INFORMATION SHOWN:
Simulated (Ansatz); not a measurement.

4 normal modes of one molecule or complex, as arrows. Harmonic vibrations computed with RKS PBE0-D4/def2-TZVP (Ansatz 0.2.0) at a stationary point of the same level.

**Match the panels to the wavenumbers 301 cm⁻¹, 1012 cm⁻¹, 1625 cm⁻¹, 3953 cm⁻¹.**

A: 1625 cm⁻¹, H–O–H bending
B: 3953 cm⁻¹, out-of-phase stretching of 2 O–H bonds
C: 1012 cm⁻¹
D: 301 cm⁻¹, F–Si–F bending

ACTION ITEM: Reproduce the data shown above in its entirety, keeping each word as it is.

ANSWER AREA:
Simulated (Ansatz); not a measurement.

4 normal modes of one molecule or complex, as arrows. Harmonic vibrations computed with RKS PBE0-D4/def2-TZVP (Ansatz 0.2.0) at a stationary point of the same level.

**Match the panels to the wavenumbers 301 cm⁻¹, 1012 cm⁻¹, 1625 cm⁻¹, 3953 cm⁻¹.**

A: 1625 cm⁻¹, H–O–H bending
B: 3953 cm⁻¹, out-of-phase stretching of 2 O–H bonds
C: 1012 cm⁻¹
D: 301 cm⁻¹, F–Si–F bending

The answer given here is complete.